(ACTION ITEM) What you return must match the records below exactly, down to each character.

--- START ---

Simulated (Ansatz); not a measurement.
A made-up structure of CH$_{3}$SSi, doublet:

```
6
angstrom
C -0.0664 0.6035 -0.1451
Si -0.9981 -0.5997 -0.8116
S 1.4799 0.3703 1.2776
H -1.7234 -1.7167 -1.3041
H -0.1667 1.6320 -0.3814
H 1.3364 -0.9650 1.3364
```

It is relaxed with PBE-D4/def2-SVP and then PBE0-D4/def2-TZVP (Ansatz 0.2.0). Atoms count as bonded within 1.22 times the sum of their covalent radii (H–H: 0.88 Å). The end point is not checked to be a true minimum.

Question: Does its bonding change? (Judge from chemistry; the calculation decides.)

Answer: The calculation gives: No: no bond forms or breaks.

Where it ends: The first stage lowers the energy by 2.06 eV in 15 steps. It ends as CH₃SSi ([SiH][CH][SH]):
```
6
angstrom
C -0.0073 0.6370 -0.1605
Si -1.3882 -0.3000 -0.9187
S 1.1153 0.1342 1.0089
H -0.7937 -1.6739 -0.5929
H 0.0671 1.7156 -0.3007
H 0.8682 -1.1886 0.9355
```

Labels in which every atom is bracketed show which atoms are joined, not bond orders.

--- END ---

(WRITTEN ANSWER)
Simulated (Ansatz); not a measurement.
A made-up structure of CH$_{3}$SSi, doublet:

```
6
angstrom
C -0.0664 0.6035 -0.1451
Si -0.9981 -0.5997 -0.8116
S 1.4799 0.3703 1.2776
H -1.7234 -1.7167 -1.3041
H -0.1667 1.6320 -0.3814
H 1.3364 -0.9650 1.3364
```

It is relaxed with PBE-D4/def2-SVP and then PBE0-D4/def2-TZVP (Ansatz 0.2.0). Atoms count as bonded within 1.22 times the sum of their covalent radii (H–H: 0.88 Å). The end point is not checked to be a true minimum.

Question: Does its bonding change? (Judge from chemistry; the calculation decides.)

Answer: The calculation gives: No: no bond forms or breaks.

Where it ends: The first stage lowers the energy by 2.06 eV in 15 steps. It ends as CH₃SSi ([SiH][CH][SH]):
```
6
angstrom
C -0.0073 0.6370 -0.1605
Si -1.3882 -0.3000 -0.9187
S 1.1153 0.1342 1.0089
H -0.7937 -1.6739 -0.5929
H 0.0671 1.7156 -0.3007
H 0.8682 -1.1886 0.9355
```

Labels in which every atom is bracketed show which atoms are joined, not bond orders.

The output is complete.